Segment Start: Provided material

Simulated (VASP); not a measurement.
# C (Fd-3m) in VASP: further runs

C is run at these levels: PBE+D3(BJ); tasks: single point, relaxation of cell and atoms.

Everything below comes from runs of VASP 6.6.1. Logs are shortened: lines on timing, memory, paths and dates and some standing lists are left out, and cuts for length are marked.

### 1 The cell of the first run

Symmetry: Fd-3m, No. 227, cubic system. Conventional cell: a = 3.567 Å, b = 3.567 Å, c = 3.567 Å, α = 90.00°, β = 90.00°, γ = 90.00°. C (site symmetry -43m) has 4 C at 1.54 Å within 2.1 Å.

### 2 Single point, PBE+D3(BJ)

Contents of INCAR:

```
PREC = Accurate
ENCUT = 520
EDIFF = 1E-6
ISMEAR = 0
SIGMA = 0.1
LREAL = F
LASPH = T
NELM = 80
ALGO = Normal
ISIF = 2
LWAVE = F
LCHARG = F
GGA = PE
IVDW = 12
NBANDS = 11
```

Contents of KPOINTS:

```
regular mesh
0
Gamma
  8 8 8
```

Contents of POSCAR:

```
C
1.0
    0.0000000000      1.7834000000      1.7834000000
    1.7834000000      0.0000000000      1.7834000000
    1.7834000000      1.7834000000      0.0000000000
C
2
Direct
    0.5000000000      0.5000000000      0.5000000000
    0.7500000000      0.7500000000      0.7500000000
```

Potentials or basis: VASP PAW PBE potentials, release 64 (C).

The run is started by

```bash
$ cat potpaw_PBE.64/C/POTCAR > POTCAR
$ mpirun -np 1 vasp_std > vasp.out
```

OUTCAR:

Segment End: Provided material

** Activity **
Please give an exact restatement of only the lines from the beginning of the material above to the line with "Everything below comes", inclusive.

** Written response **
Simulated (VASP); not a measurement.
# C (Fd-3m) in VASP: further runs

C is run at these levels: PBE+D3(BJ); tasks: single point, relaxation of cell and atoms.

Everything below comes from runs of VASP 6.6.1. Logs are shortened: lines on timing, memory, paths and dates and some standing lists are left out, and cuts for length are marked.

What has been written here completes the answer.